── Provided records

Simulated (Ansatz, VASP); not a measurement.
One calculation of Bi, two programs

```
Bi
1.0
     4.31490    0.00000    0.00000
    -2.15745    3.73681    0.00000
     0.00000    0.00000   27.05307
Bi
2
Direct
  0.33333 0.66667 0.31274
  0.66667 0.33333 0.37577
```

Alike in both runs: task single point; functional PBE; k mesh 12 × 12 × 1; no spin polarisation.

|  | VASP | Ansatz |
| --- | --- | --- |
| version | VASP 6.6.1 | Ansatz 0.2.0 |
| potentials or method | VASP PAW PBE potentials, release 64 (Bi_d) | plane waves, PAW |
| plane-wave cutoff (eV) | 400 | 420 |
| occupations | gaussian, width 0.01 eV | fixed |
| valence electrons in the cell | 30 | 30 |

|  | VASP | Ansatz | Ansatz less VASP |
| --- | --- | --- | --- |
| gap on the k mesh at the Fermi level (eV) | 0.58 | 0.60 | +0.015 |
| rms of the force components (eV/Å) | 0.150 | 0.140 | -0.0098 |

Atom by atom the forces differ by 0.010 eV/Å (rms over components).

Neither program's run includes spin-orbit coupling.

────

Assignment:
From the records above, print exactly the lines that run from the line with "One calculation of Bi, two programs" to the line with "less VASP |", inclusive.

Reply:
One calculation of Bi, two programs

```
Bi
1.0
     4.31490    0.00000    0.00000
    -2.15745    3.73681    0.00000
     0.00000    0.00000   27.05307
Bi
2
Direct
  0.33333 0.66667 0.31274
  0.66667 0.33333 0.37577
```

Alike in both runs: task single point; functional PBE; k mesh 12 × 12 × 1; no spin polarisation.

|  | VASP | Ansatz |
| --- | --- | --- |
| version | VASP 6.6.1 | Ansatz 0.2.0 |
| potentials or method | VASP PAW PBE potentials, release 64 (Bi_d) | plane waves, PAW |
| plane-wave cutoff (eV) | 400 | 420 |
| occupations | gaussian, width 0.01 eV | fixed |
| valence electrons in the cell | 30 | 30 |

|  | VASP | Ansatz | Ansatz less VASP |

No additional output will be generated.